***** Study material *****
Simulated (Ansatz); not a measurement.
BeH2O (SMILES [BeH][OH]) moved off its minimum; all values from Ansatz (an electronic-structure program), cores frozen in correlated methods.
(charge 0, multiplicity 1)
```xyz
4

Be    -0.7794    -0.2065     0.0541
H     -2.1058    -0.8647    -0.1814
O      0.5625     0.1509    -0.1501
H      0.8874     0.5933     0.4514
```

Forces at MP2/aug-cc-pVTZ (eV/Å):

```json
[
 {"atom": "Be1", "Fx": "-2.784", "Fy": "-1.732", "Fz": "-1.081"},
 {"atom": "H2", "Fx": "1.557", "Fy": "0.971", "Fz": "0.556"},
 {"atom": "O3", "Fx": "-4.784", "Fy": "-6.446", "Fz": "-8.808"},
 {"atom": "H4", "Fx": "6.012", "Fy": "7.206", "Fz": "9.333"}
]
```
*****

*Work instruction*:
Write out the whole listing exactly.

*Answer box*:
Simulated (Ansatz); not a measurement.
BeH2O (SMILES [BeH][OH]) moved off its minimum; all values from Ansatz (an electronic-structure program), cores frozen in correlated methods.
(charge 0, multiplicity 1)
```xyz
4

Be    -0.7794    -0.2065     0.0541
H     -2.1058    -0.8647    -0.1814
O      0.5625     0.1509    -0.1501
H      0.8874     0.5933     0.4514
```

Forces at MP2/aug-cc-pVTZ (eV/Å):

```json
[
 {"atom": "Be1", "Fx": "-2.784", "Fy": "-1.732", "Fz": "-1.081"},
 {"atom": "H2", "Fx": "1.557", "Fy": "0.971", "Fz": "0.556"},
 {"atom": "O3", "Fx": "-4.784", "Fy": "-6.446", "Fz": "-8.808"},
 {"atom": "H4", "Fx": "6.012", "Fy": "7.206", "Fz": "9.333"}
]
```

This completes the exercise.